§ **Assigned task**:
The records below must be copied in full, exactly as they read.

§ **Data section**:
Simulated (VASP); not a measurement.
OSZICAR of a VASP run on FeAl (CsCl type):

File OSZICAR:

§ **Answer space**:
Simulated (VASP); not a measurement.
OSZICAR of a VASP run on FeAl (CsCl type):

File OSZICAR:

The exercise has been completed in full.